• _DATA SECTION_:
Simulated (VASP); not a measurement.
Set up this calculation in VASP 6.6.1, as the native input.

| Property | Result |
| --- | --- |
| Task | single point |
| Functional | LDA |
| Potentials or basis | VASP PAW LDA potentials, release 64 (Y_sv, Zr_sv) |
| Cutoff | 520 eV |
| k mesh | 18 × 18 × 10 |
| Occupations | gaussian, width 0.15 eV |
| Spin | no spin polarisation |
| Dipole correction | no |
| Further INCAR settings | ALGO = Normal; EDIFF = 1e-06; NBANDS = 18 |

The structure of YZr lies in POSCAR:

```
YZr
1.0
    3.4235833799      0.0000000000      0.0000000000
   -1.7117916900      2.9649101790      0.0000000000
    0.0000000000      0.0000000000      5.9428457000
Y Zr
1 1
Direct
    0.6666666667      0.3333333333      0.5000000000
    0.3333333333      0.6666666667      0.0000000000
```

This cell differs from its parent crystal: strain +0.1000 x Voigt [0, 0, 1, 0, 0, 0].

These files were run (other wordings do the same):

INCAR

• _WORK REQUEST_: I'd like the lines above from the one with "spin polarisation |" up to and including the one with "These files were" copied exactly, with no other lines.

• _EXERCISE OUTPUT_:
| Spin | no spin polarisation |
| Dipole correction | no |
| Further INCAR settings | ALGO = Normal; EDIFF = 1e-06; NBANDS = 18 |

The structure of YZr lies in POSCAR:

```
YZr
1.0
    3.4235833799      0.0000000000      0.0000000000
   -1.7117916900      2.9649101790      0.0000000000
    0.0000000000      0.0000000000      5.9428457000
Y Zr
1 1
Direct
    0.6666666667      0.3333333333      0.5000000000
    0.3333333333      0.6666666667      0.0000000000
```

This cell differs from its parent crystal: strain +0.1000 x Voigt [0, 0, 1, 0, 0, 0].

These files were run (other wordings do the same):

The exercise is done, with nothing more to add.